== WORK INSTRUCTION ==
Would you restate the entries below word for word, starting at the first line and ending with the one that has "1.09 | 0.01 |"?

··· ENTRIES SHOWN

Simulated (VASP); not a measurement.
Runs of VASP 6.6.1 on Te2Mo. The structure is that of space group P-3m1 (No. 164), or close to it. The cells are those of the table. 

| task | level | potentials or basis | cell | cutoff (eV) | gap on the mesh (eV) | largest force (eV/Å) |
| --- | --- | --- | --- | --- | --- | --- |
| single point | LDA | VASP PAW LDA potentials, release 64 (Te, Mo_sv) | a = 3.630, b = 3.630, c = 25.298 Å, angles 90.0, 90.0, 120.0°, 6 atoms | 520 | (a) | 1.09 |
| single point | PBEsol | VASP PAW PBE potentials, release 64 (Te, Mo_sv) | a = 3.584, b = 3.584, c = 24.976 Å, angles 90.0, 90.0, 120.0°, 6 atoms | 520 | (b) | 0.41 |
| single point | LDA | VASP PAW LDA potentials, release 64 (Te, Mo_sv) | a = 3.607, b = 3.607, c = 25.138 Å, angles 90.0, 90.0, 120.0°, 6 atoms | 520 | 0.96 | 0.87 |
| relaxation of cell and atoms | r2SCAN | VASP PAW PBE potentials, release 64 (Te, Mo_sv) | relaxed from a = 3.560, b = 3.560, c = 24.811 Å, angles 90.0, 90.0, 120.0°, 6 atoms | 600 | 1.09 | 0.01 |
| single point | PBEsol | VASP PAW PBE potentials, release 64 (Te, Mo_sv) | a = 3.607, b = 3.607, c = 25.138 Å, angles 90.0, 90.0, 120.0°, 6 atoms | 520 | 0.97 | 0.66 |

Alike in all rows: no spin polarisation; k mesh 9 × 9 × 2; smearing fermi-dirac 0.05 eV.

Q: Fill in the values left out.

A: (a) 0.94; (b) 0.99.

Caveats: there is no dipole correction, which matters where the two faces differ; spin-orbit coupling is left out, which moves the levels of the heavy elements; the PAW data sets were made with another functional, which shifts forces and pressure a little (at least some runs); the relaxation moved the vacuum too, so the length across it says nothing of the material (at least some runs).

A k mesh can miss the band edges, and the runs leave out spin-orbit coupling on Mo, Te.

······

== TASK ANSWER ==
Simulated (VASP); not a measurement.
Runs of VASP 6.6.1 on Te2Mo. The structure is that of space group P-3m1 (No. 164), or close to it. The cells are those of the table. 

| task | level | potentials or basis | cell | cutoff (eV) | gap on the mesh (eV) | largest force (eV/Å) |
| --- | --- | --- | --- | --- | --- | --- |
| single point | LDA | VASP PAW LDA potentials, release 64 (Te, Mo_sv) | a = 3.630, b = 3.630, c = 25.298 Å, angles 90.0, 90.0, 120.0°, 6 atoms | 520 | (a) | 1.09 |
| single point | PBEsol | VASP PAW PBE potentials, release 64 (Te, Mo_sv) | a = 3.584, b = 3.584, c = 24.976 Å, angles 90.0, 90.0, 120.0°, 6 atoms | 520 | (b) | 0.41 |
| single point | LDA | VASP PAW LDA potentials, release 64 (Te, Mo_sv) | a = 3.607, b = 3.607, c = 25.138 Å, angles 90.0, 90.0, 120.0°, 6 atoms | 520 | 0.96 | 0.87 |
| relaxation of cell and atoms | r2SCAN | VASP PAW PBE potentials, release 64 (Te, Mo_sv) | relaxed from a = 3.560, b = 3.560, c = 24.811 Å, angles 90.0, 90.0, 120.0°, 6 atoms | 600 | 1.09 | 0.01 |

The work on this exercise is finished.